*Required action:* What is needed is the complete listing, repeated exactly.

*Input data:*
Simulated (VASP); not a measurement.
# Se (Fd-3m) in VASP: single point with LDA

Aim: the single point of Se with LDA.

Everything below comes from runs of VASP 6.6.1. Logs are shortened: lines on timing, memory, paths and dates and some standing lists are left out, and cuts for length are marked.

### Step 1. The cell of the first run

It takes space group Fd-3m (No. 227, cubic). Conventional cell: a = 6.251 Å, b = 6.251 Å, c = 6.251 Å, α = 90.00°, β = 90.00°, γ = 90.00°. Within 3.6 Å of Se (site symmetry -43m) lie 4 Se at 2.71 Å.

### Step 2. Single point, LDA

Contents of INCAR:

*Problem solution:*
Simulated (VASP); not a measurement.
# Se (Fd-3m) in VASP: single point with LDA

Aim: the single point of Se with LDA.

Everything below comes from runs of VASP 6.6.1. Logs are shortened: lines on timing, memory, paths and dates and some standing lists are left out, and cuts for length are marked.

### Step 1. The cell of the first run

It takes space group Fd-3m (No. 227, cubic). Conventional cell: a = 6.251 Å, b = 6.251 Å, c = 6.251 Å, α = 90.00°, β = 90.00°, γ = 90.00°. Within 3.6 Å of Se (site symmetry -43m) lie 4 Se at 2.71 Å.

### Step 2. Single point, LDA

Contents of INCAR:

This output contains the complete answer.